**Extracted records**
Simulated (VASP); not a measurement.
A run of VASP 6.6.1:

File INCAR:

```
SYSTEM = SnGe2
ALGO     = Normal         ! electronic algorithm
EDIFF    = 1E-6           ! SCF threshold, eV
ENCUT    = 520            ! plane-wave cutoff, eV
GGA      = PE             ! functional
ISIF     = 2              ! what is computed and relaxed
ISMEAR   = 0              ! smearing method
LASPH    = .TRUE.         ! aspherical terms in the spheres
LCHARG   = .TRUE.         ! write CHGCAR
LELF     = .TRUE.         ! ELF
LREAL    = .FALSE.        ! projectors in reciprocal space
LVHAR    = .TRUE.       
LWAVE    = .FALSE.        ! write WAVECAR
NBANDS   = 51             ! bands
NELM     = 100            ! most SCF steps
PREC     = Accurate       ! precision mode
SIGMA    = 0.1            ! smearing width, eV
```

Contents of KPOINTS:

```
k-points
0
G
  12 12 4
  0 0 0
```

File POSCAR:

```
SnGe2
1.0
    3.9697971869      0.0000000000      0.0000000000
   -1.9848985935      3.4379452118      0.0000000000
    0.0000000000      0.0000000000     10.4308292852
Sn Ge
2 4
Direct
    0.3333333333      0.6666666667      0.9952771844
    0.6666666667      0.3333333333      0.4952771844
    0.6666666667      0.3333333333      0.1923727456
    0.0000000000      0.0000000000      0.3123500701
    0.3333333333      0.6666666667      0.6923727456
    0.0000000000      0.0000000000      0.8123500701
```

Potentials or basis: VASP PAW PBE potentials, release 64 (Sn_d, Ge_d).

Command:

**Brief**
Set down the full listing. Keep every line exact.

**Solution**
Simulated (VASP); not a measurement.
A run of VASP 6.6.1:

File INCAR:

```
SYSTEM = SnGe2
ALGO     = Normal         ! electronic algorithm
EDIFF    = 1E-6           ! SCF threshold, eV
ENCUT    = 520            ! plane-wave cutoff, eV
GGA      = PE             ! functional
ISIF     = 2              ! what is computed and relaxed
ISMEAR   = 0              ! smearing method
LASPH    = .TRUE.         ! aspherical terms in the spheres
LCHARG   = .TRUE.         ! write CHGCAR
LELF     = .TRUE.         ! ELF
LREAL    = .FALSE.        ! projectors in reciprocal space
LVHAR    = .TRUE.       
LWAVE    = .FALSE.        ! write WAVECAR
NBANDS   = 51             ! bands
NELM     = 100            ! most SCF steps
PREC     = Accurate       ! precision mode
SIGMA    = 0.1            ! smearing width, eV
```

Contents of KPOINTS:

```
k-points
0
G
  12 12 4
  0 0 0
```

File POSCAR:

```
SnGe2
1.0
    3.9697971869      0.0000000000      0.0000000000
   -1.9848985935      3.4379452118      0.0000000000
    0.0000000000      0.0000000000     10.4308292852
Sn Ge
2 4
Direct
    0.3333333333      0.6666666667      0.9952771844
    0.6666666667      0.3333333333      0.4952771844
    0.6666666667      0.3333333333      0.1923727456
    0.0000000000      0.0000000000      0.3123500701
    0.3333333333      0.6666666667      0.6923727456
    0.0000000000      0.0000000000      0.8123500701
```

Potentials or basis: VASP PAW PBE potentials, release 64 (Sn_d, Ge_d).

Command:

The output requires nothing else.